*** Block opens ***

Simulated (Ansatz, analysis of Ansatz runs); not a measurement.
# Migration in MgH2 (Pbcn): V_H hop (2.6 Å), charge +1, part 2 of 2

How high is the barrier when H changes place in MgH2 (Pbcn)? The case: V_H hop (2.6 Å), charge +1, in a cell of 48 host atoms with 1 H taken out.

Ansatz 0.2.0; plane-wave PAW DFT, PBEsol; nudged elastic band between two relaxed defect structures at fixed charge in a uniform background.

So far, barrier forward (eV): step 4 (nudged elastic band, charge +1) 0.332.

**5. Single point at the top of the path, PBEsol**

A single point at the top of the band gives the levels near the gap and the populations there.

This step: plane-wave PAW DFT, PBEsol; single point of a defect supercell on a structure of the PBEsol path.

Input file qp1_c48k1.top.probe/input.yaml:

*** Block closes ***

#### Activity:
Output the entire listing exactly, including each line.

#### Response:
Simulated (Ansatz, analysis of Ansatz runs); not a measurement.
# Migration in MgH2 (Pbcn): V_H hop (2.6 Å), charge +1, part 2 of 2

How high is the barrier when H changes place in MgH2 (Pbcn)? The case: V_H hop (2.6 Å), charge +1, in a cell of 48 host atoms with 1 H taken out.

Ansatz 0.2.0; plane-wave PAW DFT, PBEsol; nudged elastic band between two relaxed defect structures at fixed charge in a uniform background.

So far, barrier forward (eV): step 4 (nudged elastic band, charge +1) 0.332.

**5. Single point at the top of the path, PBEsol**

A single point at the top of the band gives the levels near the gap and the populations there.

This step: plane-wave PAW DFT, PBEsol; single point of a defect supercell on a structure of the PBEsol path.

Input file qp1_c48k1.top.probe/input.yaml:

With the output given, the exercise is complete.